■ Information supplied
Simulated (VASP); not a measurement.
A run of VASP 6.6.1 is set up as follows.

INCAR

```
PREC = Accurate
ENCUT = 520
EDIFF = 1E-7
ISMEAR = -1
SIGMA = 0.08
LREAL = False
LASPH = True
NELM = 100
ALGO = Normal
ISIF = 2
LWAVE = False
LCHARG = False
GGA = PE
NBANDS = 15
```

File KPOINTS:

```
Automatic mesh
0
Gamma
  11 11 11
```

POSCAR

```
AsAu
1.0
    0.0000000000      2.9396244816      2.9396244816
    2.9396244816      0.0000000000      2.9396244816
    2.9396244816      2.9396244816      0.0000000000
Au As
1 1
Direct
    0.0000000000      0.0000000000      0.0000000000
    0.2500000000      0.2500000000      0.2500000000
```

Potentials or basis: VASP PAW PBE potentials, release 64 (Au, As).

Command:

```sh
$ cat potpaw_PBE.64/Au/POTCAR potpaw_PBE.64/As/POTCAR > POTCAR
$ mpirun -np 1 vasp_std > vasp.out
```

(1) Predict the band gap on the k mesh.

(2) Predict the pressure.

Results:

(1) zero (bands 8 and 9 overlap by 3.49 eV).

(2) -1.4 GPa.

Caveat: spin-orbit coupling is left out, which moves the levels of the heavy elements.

■ Assignment
Give again, word for word, the records from their first line to the one with "(2) -1.4 GPa.", and leave out all else.

■ Worked solution
Simulated (VASP); not a measurement.
A run of VASP 6.6.1 is set up as follows.

INCAR

```
PREC = Accurate
ENCUT = 520
EDIFF = 1E-7
ISMEAR = -1
SIGMA = 0.08
LREAL = False
LASPH = True
NELM = 100
ALGO = Normal
ISIF = 2
LWAVE = False
LCHARG = False
GGA = PE
NBANDS = 15
```

File KPOINTS:

```
Automatic mesh
0
Gamma
  11 11 11
```

POSCAR

```
AsAu
1.0
    0.0000000000      2.9396244816      2.9396244816
    2.9396244816      0.0000000000      2.9396244816
    2.9396244816      2.9396244816      0.0000000000
Au As
1 1
Direct
    0.0000000000      0.0000000000      0.0000000000
    0.2500000000      0.2500000000      0.2500000000
```

Potentials or basis: VASP PAW PBE potentials, release 64 (Au, As).

Command:

```sh
$ cat potpaw_PBE.64/Au/POTCAR potpaw_PBE.64/As/POTCAR > POTCAR
$ mpirun -np 1 vasp_std > vasp.out
```

(1) Predict the band gap on the k mesh.

(2) Predict the pressure.

Results:

(1) zero (bands 8 and 9 overlap by 3.49 eV).

(2) -1.4 GPa.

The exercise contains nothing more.